▶ [Activity]: Beginning at the top of the listing, repeat each line exactly until the line with "Nudged elastic band run: Mg₈HO₈, charge +1" has been repeated too.

-- Opening Marker --

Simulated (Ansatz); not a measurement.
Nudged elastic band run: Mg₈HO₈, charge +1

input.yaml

-- Closing Marker --

▶ [Your solution]:
Simulated (Ansatz); not a measurement.
Nudged elastic band run: Mg₈HO₈, charge +1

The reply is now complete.